GIVEN RECORDS.
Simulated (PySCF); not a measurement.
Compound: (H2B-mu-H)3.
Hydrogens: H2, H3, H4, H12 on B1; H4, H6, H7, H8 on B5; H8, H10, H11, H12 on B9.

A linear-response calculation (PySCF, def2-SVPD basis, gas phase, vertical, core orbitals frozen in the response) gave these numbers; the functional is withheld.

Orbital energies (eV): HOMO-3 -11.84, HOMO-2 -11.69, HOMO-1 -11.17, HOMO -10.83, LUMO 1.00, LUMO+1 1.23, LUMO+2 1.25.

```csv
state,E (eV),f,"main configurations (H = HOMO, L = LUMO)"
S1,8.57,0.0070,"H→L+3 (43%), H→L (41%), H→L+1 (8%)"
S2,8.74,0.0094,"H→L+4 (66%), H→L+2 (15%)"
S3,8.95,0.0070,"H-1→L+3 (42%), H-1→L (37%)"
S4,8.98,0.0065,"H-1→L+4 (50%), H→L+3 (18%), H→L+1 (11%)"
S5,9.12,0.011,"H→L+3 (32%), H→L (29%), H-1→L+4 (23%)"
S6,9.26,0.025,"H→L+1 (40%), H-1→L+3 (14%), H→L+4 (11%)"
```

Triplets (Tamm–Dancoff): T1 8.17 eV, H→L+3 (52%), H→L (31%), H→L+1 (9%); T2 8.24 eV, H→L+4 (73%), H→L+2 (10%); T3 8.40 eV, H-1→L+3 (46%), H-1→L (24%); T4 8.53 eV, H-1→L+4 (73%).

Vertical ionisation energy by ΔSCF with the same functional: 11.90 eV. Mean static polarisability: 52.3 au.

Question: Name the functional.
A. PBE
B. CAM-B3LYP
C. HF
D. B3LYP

WORK ORDER.
Restate verbatim the first line above and all lines after it through the line containing "Hydrogens: H2, H3, H4, H12"; omit the rest.

WRITTEN ANSWER.
Simulated (PySCF); not a measurement.
Compound: (H2B-mu-H)3.
Hydrogens: H2, H3, H4, H12 on B1; H4, H6, H7, H8 on B5; H8, H10, H11, H12 on B9.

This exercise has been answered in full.